## Information supplied
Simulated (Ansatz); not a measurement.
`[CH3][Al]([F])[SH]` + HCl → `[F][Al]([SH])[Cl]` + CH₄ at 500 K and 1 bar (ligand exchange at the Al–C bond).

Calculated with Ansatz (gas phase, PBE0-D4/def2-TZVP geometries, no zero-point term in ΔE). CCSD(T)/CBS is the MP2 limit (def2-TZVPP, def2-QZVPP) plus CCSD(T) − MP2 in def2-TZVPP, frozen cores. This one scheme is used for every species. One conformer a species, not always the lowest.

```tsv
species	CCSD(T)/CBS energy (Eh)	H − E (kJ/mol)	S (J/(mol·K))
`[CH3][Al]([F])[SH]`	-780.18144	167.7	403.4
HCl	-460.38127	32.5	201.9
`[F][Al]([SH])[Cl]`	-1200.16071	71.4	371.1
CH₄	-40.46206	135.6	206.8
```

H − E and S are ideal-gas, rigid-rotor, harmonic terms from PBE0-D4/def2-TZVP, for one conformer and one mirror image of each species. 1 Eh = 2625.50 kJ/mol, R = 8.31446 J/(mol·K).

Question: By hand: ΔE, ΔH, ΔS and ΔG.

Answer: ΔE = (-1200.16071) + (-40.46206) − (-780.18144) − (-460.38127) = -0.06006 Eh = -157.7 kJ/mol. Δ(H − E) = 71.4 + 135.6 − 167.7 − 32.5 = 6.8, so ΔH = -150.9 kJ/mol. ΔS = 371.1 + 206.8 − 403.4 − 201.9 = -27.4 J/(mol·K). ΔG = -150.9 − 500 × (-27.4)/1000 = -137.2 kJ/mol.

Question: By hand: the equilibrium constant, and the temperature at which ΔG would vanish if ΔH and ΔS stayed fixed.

## Brief
Output every record above, exactly as written.

## Task answer
Simulated (Ansatz); not a measurement.
`[CH3][Al]([F])[SH]` + HCl → `[F][Al]([SH])[Cl]` + CH₄ at 500 K and 1 bar (ligand exchange at the Al–C bond).

Calculated with Ansatz (gas phase, PBE0-D4/def2-TZVP geometries, no zero-point term in ΔE). CCSD(T)/CBS is the MP2 limit (def2-TZVPP, def2-QZVPP) plus CCSD(T) − MP2 in def2-TZVPP, frozen cores. This one scheme is used for every species. One conformer a species, not always the lowest.

```tsv
species	CCSD(T)/CBS energy (Eh)	H − E (kJ/mol)	S (J/(mol·K))
`[CH3][Al]([F])[SH]`	-780.18144	167.7	403.4
HCl	-460.38127	32.5	201.9
`[F][Al]([SH])[Cl]`	-1200.16071	71.4	371.1
CH₄	-40.46206	135.6	206.8
```

H − E and S are ideal-gas, rigid-rotor, harmonic terms from PBE0-D4/def2-TZVP, for one conformer and one mirror image of each species. 1 Eh = 2625.50 kJ/mol, R = 8.31446 J/(mol·K).

Question: By hand: ΔE, ΔH, ΔS and ΔG.

Answer: ΔE = (-1200.16071) + (-40.46206) − (-780.18144) − (-460.38127) = -0.06006 Eh = -157.7 kJ/mol. Δ(H − E) = 71.4 + 135.6 − 167.7 − 32.5 = 6.8, so ΔH = -150.9 kJ/mol. ΔS = 371.1 + 206.8 − 403.4 − 201.9 = -27.4 J/(mol·K). ΔG = -150.9 − 500 × (-27.4)/1000 = -137.2 kJ/mol.

Question: By hand: the equilibrium constant, and the temperature at which ΔG would vanish if ΔH and ΔS stayed fixed.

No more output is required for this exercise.